### Work request
Repeat every record below exactly as written.

=== Section Start ===

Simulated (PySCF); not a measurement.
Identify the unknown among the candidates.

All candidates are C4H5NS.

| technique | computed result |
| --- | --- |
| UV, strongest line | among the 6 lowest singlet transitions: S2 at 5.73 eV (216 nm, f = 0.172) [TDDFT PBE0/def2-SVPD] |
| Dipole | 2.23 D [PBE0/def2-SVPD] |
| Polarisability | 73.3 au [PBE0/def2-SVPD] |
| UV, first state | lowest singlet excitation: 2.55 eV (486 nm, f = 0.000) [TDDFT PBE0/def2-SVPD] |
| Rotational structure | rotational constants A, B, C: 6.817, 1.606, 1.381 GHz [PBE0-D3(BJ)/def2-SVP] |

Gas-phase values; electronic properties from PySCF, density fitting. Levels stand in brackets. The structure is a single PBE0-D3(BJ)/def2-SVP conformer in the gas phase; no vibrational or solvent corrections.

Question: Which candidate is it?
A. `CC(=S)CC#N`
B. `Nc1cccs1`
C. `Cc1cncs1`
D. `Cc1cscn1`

=== Section End ===

### Exercise output
Simulated (PySCF); not a measurement.
Identify the unknown among the candidates.

All candidates are C4H5NS.

| technique | computed result |
| --- | --- |
| UV, strongest line | among the 6 lowest singlet transitions: S2 at 5.73 eV (216 nm, f = 0.172) [TDDFT PBE0/def2-SVPD] |
| Dipole | 2.23 D [PBE0/def2-SVPD] |
| Polarisability | 73.3 au [PBE0/def2-SVPD] |
| UV, first state | lowest singlet excitation: 2.55 eV (486 nm, f = 0.000) [TDDFT PBE0/def2-SVPD] |
| Rotational structure | rotational constants A, B, C: 6.817, 1.606, 1.381 GHz [PBE0-D3(BJ)/def2-SVP] |

Gas-phase values; electronic properties from PySCF, density fitting. Levels stand in brackets. The structure is a single PBE0-D3(BJ)/def2-SVP conformer in the gas phase; no vibrational or solvent corrections.

Question: Which candidate is it?
A. `CC(=S)CC#N`
B. `Nc1cccs1`
C. `Cc1cncs1`
D. `Cc1cscn1`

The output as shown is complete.